Dataset content:
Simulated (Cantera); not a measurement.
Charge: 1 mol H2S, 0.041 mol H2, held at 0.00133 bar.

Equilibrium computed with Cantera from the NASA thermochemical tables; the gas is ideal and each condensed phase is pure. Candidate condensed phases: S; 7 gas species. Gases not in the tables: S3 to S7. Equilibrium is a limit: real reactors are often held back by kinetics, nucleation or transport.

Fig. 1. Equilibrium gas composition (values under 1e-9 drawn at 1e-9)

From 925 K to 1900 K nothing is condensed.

Exercise: All entries are to be copied exactly as they read.

Task output:
Simulated (Cantera); not a measurement.
Charge: 1 mol H2S, 0.041 mol H2, held at 0.00133 bar.

Equilibrium computed with Cantera from the NASA thermochemical tables; the gas is ideal and each condensed phase is pure. Candidate condensed phases: S; 7 gas species. Gases not in the tables: S3 to S7. Equilibrium is a limit: real reactors are often held back by kinetics, nucleation or transport.

Fig. 1. Equilibrium gas composition (values under 1e-9 drawn at 1e-9)

From 925 K to 1900 K nothing is condensed.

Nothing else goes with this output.